Source data
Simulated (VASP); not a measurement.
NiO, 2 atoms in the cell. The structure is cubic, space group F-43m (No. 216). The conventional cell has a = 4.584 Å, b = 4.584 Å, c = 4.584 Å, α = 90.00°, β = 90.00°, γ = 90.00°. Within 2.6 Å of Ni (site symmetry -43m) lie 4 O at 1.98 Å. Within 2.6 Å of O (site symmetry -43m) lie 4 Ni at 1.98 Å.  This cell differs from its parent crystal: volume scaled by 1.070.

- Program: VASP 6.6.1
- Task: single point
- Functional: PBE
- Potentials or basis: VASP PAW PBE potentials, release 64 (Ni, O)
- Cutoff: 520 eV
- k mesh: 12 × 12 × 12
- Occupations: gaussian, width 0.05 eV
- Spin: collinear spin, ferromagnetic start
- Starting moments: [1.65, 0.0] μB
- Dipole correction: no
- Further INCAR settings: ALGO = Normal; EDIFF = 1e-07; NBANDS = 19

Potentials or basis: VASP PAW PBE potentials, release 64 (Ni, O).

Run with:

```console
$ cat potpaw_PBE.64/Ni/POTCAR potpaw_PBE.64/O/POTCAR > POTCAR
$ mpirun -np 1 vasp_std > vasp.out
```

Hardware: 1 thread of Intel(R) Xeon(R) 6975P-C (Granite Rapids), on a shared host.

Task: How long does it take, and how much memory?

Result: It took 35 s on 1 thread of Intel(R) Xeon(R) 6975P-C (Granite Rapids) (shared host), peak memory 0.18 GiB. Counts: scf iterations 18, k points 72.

Activity
From the records above, extract exactly and only the lines that begin at the line with "- Further INCAR" and stop after the line with "Task: How long".

Exercise result
- Further INCAR settings: ALGO = Normal; EDIFF = 1e-07; NBANDS = 19

Potentials or basis: VASP PAW PBE potentials, release 64 (Ni, O).

Run with:

```console
$ cat potpaw_PBE.64/Ni/POTCAR potpaw_PBE.64/O/POTCAR > POTCAR
$ mpirun -np 1 vasp_std > vasp.out
```

Hardware: 1 thread of Intel(R) Xeon(R) 6975P-C (Granite Rapids), on a shared host.

Task: How long does it take, and how much memory?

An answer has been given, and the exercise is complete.